Assignment
Your job is to set down the listing again exactly as it stands.

################

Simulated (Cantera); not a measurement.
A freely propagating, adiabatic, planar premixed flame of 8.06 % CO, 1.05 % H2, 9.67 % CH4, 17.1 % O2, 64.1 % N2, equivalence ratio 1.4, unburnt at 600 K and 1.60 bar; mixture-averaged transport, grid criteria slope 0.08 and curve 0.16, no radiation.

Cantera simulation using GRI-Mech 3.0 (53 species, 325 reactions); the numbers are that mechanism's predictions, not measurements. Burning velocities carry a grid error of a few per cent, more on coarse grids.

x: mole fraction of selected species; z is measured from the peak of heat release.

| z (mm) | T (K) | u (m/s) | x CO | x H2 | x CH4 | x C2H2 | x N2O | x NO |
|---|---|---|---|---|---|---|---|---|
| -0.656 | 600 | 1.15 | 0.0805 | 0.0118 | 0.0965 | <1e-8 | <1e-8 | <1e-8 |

################

Written response
Simulated (Cantera); not a measurement.
A freely propagating, adiabatic, planar premixed flame of 8.06 % CO, 1.05 % H2, 9.67 % CH4, 17.1 % O2, 64.1 % N2, equivalence ratio 1.4, unburnt at 600 K and 1.60 bar; mixture-averaged transport, grid criteria slope 0.08 and curve 0.16, no radiation.

Cantera simulation using GRI-Mech 3.0 (53 species, 325 reactions); the numbers are that mechanism's predictions, not measurements. Burning velocities carry a grid error of a few per cent, more on coarse grids.

x: mole fraction of selected species; z is measured from the peak of heat release.

| z (mm) | T (K) | u (m/s) | x CO | x H2 | x CH4 | x C2H2 | x N2O | x NO |
|---|---|---|---|---|---|---|---|---|
| -0.656 | 600 | 1.15 | 0.0805 | 0.0118 | 0.0965 | <1e-8 | <1e-8 | <1e-8 |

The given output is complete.